* [ACTIVITY] Extract the lines from the first line of the records below through the line containing "90.00°, γ = 90.00°", inclusive, and reproduce them exactly as written.

======== SOURCE INFORMATION

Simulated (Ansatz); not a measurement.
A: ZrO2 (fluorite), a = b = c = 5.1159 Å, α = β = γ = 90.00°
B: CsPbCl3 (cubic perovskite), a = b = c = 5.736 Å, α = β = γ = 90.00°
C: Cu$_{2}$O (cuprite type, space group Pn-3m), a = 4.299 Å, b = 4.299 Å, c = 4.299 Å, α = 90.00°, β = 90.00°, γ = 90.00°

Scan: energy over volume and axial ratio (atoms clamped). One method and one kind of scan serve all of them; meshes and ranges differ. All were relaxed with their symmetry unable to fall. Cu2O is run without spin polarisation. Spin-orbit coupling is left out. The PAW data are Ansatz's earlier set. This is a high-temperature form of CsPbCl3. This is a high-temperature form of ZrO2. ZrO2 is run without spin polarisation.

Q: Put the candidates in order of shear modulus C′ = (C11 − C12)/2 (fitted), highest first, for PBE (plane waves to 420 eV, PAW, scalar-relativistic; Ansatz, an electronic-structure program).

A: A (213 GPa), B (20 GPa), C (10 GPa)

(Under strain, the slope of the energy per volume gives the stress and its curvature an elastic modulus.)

================

* [RESPONSE AREA]
Simulated (Ansatz); not a measurement.
A: ZrO2 (fluorite), a = b = c = 5.1159 Å, α = β = γ = 90.00°
B: CsPbCl3 (cubic perovskite), a = b = c = 5.736 Å, α = β = γ = 90.00°
C: Cu$_{2}$O (cuprite type, space group Pn-3m), a = 4.299 Å, b = 4.299 Å, c = 4.299 Å, α = 90.00°, β = 90.00°, γ = 90.00°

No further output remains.